• **DATA SUPPLIED**:
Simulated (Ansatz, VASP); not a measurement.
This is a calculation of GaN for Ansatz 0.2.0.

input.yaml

• **ACTION ITEM**:
Output the records exactly, including every line.

• **EXERCISE OUTPUT**:
Simulated (Ansatz, VASP); not a measurement.
This is a calculation of GaN for Ansatz 0.2.0.

input.yaml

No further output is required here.